- **Assignment**
Down to the final line, return the records unchanged.

# # # # # # #
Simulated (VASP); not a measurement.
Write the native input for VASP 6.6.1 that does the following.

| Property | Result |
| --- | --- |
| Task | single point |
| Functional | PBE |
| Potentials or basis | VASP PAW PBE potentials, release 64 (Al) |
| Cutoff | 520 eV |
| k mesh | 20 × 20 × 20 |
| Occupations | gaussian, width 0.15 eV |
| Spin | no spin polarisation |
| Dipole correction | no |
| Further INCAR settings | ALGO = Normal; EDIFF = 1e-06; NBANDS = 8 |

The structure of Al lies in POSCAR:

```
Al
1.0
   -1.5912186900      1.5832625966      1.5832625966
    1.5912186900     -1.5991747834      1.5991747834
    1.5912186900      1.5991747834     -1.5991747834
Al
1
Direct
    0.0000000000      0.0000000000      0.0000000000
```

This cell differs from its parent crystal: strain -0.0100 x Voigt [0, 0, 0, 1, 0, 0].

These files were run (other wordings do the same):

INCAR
# # # # # # #

- **Worked solution**
Simulated (VASP); not a measurement.
Write the native input for VASP 6.6.1 that does the following.

| Property | Result |
| --- | --- |
| Task | single point |
| Functional | PBE |
| Potentials or basis | VASP PAW PBE potentials, release 64 (Al) |
| Cutoff | 520 eV |
| k mesh | 20 × 20 × 20 |
| Occupations | gaussian, width 0.15 eV |
| Spin | no spin polarisation |
| Dipole correction | no |
| Further INCAR settings | ALGO = Normal; EDIFF = 1e-06; NBANDS = 8 |

The structure of Al lies in POSCAR:

```
Al
1.0
   -1.5912186900      1.5832625966      1.5832625966
    1.5912186900     -1.5991747834      1.5991747834
    1.5912186900      1.5991747834     -1.5991747834
Al
1
Direct
    0.0000000000      0.0000000000      0.0000000000
```

This cell differs from its parent crystal: strain -0.0100 x Voigt [0, 0, 0, 1, 0, 0].

These files were run (other wordings do the same):

INCAR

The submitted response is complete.